▸ **REQUIRED ACTION**:
Restate word for word the lines of the data below, from the first through the one that has "Ca2AsI: DFT, LDA, PAW".

▸ **DATASET RECORDS**:
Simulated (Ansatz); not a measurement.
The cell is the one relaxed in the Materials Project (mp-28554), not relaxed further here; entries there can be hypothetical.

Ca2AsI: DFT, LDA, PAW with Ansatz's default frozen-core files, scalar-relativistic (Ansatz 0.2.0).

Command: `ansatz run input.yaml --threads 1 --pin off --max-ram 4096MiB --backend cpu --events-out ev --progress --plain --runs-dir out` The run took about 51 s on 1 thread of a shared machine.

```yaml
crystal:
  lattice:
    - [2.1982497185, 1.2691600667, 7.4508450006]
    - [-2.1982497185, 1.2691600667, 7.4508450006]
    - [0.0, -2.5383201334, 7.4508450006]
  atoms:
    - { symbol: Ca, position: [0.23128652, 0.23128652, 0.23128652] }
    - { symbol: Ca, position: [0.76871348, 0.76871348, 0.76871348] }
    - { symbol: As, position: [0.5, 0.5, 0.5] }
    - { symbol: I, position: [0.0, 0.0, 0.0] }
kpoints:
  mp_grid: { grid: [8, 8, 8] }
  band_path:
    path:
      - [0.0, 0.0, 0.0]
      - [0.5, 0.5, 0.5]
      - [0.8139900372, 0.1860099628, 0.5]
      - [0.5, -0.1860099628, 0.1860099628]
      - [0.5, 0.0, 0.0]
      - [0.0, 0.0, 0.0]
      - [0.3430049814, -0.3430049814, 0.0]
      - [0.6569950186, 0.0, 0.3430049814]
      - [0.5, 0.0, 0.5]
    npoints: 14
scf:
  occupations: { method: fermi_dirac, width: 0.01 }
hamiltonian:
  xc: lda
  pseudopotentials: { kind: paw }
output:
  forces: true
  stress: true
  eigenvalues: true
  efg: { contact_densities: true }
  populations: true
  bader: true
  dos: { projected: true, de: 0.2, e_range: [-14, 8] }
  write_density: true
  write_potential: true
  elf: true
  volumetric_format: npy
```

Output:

▸ **EXERCISE ANSWER**:
Simulated (Ansatz); not a measurement.
The cell is the one relaxed in the Materials Project (mp-28554), not relaxed further here; entries there can be hypothetical.

Ca2AsI: DFT, LDA, PAW with Ansatz's default frozen-core files, scalar-relativistic (Ansatz 0.2.0).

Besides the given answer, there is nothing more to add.